Material supplied below:

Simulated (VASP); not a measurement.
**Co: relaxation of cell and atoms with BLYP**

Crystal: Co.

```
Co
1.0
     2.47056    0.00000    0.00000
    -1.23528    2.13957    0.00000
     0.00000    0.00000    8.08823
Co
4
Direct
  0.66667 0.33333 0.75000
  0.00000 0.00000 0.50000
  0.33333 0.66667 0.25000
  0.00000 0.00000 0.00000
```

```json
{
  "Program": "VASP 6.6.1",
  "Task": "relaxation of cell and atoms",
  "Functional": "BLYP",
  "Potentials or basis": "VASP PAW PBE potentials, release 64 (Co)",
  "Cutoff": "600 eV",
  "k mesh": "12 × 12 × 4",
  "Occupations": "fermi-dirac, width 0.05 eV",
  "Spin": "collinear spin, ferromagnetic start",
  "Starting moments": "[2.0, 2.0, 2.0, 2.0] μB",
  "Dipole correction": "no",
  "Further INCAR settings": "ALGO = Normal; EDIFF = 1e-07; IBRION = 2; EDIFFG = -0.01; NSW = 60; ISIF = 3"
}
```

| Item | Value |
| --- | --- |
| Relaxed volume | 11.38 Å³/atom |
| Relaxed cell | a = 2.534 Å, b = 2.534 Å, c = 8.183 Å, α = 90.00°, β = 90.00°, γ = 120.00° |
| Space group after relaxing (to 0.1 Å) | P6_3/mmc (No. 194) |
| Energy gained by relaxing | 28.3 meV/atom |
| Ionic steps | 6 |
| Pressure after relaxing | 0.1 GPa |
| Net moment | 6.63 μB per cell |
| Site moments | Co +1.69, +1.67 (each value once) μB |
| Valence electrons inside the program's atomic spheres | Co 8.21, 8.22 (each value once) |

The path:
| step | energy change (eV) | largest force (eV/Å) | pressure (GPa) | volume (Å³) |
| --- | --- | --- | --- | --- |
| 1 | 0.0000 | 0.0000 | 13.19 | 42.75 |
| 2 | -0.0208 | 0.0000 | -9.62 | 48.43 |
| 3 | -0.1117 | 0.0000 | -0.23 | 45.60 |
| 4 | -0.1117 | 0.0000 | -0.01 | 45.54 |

End of Material supplied.

Task item: Using the listing above, return word for word each line from the one that has "11.38 Å³/atom |" through the one that has "-9.62 | 48.43 |", and no line outside that range.

Exercise response:
| Relaxed volume | 11.38 Å³/atom |
| Relaxed cell | a = 2.534 Å, b = 2.534 Å, c = 8.183 Å, α = 90.00°, β = 90.00°, γ = 120.00° |
| Space group after relaxing (to 0.1 Å) | P6_3/mmc (No. 194) |
| Energy gained by relaxing | 28.3 meV/atom |
| Ionic steps | 6 |
| Pressure after relaxing | 0.1 GPa |
| Net moment | 6.63 μB per cell |
| Site moments | Co +1.69, +1.67 (each value once) μB |
| Valence electrons inside the program's atomic spheres | Co 8.21, 8.22 (each value once) |

The path:
| step | energy change (eV) | largest force (eV/Å) | pressure (GPa) | volume (Å³) |
| --- | --- | --- | --- | --- |
| 1 | 0.0000 | 0.0000 | 13.19 | 42.75 |
| 2 | -0.0208 | 0.0000 | -9.62 | 48.43 |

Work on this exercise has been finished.